Dataset entries:
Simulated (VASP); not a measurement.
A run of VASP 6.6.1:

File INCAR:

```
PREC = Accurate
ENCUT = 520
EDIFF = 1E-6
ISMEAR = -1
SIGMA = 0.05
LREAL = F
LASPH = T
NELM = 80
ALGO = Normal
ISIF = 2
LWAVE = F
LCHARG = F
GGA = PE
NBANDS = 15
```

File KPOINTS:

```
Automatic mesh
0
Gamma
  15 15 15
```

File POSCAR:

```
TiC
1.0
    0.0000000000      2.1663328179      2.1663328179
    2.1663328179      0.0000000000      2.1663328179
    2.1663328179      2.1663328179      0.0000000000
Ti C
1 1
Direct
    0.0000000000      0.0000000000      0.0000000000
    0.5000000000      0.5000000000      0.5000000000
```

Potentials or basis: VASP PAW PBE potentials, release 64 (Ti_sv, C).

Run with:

Action item: An exact reproduction of all the entries above is the expected answer.

Answer area:
Simulated (VASP); not a measurement.
A run of VASP 6.6.1:

File INCAR:

```
PREC = Accurate
ENCUT = 520
EDIFF = 1E-6
ISMEAR = -1
SIGMA = 0.05
LREAL = F
LASPH = T
NELM = 80
ALGO = Normal
ISIF = 2
LWAVE = F
LCHARG = F
GGA = PE
NBANDS = 15
```

File KPOINTS:

```
Automatic mesh
0
Gamma
  15 15 15
```

File POSCAR:

```
TiC
1.0
    0.0000000000      2.1663328179      2.1663328179
    2.1663328179      0.0000000000      2.1663328179
    2.1663328179      2.1663328179      0.0000000000
Ti C
1 1
Direct
    0.0000000000      0.0000000000      0.0000000000
    0.5000000000      0.5000000000      0.5000000000
```

Potentials or basis: VASP PAW PBE potentials, release 64 (Ti_sv, C).

Run with:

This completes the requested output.